╭──

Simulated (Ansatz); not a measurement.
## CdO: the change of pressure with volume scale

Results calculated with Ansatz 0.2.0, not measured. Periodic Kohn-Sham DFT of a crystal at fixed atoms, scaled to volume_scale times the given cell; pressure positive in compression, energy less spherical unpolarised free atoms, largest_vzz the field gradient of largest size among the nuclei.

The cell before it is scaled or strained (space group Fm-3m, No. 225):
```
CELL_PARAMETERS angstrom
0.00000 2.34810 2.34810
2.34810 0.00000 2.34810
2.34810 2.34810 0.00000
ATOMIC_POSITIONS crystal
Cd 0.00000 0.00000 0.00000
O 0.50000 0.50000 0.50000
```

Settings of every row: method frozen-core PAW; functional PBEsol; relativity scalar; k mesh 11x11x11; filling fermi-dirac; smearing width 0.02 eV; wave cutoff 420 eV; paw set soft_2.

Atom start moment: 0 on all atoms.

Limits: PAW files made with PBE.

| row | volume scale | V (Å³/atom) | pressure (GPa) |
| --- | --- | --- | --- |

╰──

**Activity:**
Please transcribe the data exactly from its first line. End with the line that contains "Atom start moment: 0 on all atoms.".

**Your solution:**
Simulated (Ansatz); not a measurement.
## CdO: the change of pressure with volume scale

Results calculated with Ansatz 0.2.0, not measured. Periodic Kohn-Sham DFT of a crystal at fixed atoms, scaled to volume_scale times the given cell; pressure positive in compression, energy less spherical unpolarised free atoms, largest_vzz the field gradient of largest size among the nuclei.

The cell before it is scaled or strained (space group Fm-3m, No. 225):
```
CELL_PARAMETERS angstrom
0.00000 2.34810 2.34810
2.34810 0.00000 2.34810
2.34810 2.34810 0.00000
ATOMIC_POSITIONS crystal
Cd 0.00000 0.00000 0.00000
O 0.50000 0.50000 0.50000
```

Settings of every row: method frozen-core PAW; functional PBEsol; relativity scalar; k mesh 11x11x11; filling fermi-dirac; smearing width 0.02 eV; wave cutoff 420 eV; paw set soft_2.

Atom start moment: 0 on all atoms.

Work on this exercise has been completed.